Reproduce each entry below exactly, without omitting any.

● **GIVEN INFORMATION**
◇ ◇ ◇
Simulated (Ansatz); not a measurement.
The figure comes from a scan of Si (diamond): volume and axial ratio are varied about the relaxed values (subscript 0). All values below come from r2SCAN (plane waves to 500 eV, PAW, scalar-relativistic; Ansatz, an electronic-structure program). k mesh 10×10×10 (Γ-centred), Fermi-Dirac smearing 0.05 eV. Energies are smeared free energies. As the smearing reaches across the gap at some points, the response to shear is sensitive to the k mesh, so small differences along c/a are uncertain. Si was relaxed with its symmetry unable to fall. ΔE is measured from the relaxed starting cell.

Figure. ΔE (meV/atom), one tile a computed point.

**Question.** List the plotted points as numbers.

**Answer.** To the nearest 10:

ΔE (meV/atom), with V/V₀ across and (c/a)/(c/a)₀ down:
◇ ◇ ◇

● **TASK RESULT**
Simulated (Ansatz); not a measurement.
The figure comes from a scan of Si (diamond): volume and axial ratio are varied about the relaxed values (subscript 0). All values below come from r2SCAN (plane waves to 500 eV, PAW, scalar-relativistic; Ansatz, an electronic-structure program). k mesh 10×10×10 (Γ-centred), Fermi-Dirac smearing 0.05 eV. Energies are smeared free energies. As the smearing reaches across the gap at some points, the response to shear is sensitive to the k mesh, so small differences along c/a are uncertain. Si was relaxed with its symmetry unable to fall. ΔE is measured from the relaxed starting cell.

Figure. ΔE (meV/atom), one tile a computed point.

**Question.** List the plotted points as numbers.

**Answer.** To the nearest 10:

ΔE (meV/atom), with V/V₀ across and (c/a)/(c/a)₀ down:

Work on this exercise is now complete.